_BRIEF_
Your response should contain every record below, copied exactly.

_LISTED RECORDS_
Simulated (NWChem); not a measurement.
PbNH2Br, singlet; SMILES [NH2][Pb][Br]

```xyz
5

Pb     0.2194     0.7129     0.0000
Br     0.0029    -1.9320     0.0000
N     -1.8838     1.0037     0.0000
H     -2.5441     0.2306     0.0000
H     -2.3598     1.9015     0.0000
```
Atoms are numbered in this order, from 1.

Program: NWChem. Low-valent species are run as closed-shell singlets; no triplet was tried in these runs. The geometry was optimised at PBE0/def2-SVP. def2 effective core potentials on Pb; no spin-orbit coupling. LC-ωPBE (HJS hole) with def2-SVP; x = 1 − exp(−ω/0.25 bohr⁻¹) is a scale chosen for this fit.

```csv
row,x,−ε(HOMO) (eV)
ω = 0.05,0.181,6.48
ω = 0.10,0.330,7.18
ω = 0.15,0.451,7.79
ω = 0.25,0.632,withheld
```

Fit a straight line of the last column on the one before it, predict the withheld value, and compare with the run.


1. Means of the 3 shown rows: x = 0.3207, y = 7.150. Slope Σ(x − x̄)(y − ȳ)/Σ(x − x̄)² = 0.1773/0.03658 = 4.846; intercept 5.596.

_RESPONSE_
Simulated (NWChem); not a measurement.
PbNH2Br, singlet; SMILES [NH2][Pb][Br]

```xyz
5

Pb     0.2194     0.7129     0.0000
Br     0.0029    -1.9320     0.0000
N     -1.8838     1.0037     0.0000
H     -2.5441     0.2306     0.0000
H     -2.3598     1.9015     0.0000
```
Atoms are numbered in this order, from 1.

Program: NWChem. Low-valent species are run as closed-shell singlets; no triplet was tried in these runs. The geometry was optimised at PBE0/def2-SVP. def2 effective core potentials on Pb; no spin-orbit coupling. LC-ωPBE (HJS hole) with def2-SVP; x = 1 − exp(−ω/0.25 bohr⁻¹) is a scale chosen for this fit.

```csv
row,x,−ε(HOMO) (eV)
ω = 0.05,0.181,6.48
ω = 0.10,0.330,7.18
ω = 0.15,0.451,7.79
ω = 0.25,0.632,withheld
```

Fit a straight line of the last column on the one before it, predict the withheld value, and compare with the run.


1. Means of the 3 shown rows: x = 0.3207, y = 7.150. Slope Σ(x − x̄)(y − ȳ)/Σ(x − x̄)² = 0.1773/0.03658 = 4.846; intercept 5.596.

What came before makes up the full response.